REQUIREMENT:
Consider the listing below. Extract exactly the lines from the line containing "- pressure (GPa): -7.4" to the line containing "A: Pressure (GPa): -7.3;", both included.

INFORMATION SHOWN:
──────
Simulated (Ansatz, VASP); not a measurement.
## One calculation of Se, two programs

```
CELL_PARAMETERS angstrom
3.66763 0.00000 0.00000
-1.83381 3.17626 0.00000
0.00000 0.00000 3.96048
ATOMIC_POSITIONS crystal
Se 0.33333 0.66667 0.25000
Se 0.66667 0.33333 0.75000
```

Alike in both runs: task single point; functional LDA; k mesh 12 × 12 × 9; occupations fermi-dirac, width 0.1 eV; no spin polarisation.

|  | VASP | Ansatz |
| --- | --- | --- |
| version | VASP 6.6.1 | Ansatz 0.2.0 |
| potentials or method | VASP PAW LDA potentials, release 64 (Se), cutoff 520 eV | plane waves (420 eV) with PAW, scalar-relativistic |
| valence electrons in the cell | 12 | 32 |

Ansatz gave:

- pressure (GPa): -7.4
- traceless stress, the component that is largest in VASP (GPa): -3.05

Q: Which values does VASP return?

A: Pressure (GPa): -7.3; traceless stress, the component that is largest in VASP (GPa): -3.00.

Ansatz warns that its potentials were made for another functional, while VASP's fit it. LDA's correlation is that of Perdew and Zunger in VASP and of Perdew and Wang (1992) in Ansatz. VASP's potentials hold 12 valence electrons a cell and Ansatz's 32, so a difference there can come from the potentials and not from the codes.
──────

RESPONSE AREA:
- pressure (GPa): -7.4
- traceless stress, the component that is largest in VASP (GPa): -3.05

Q: Which values does VASP return?

A: Pressure (GPa): -7.3; traceless stress, the component that is largest in VASP (GPa): -3.00.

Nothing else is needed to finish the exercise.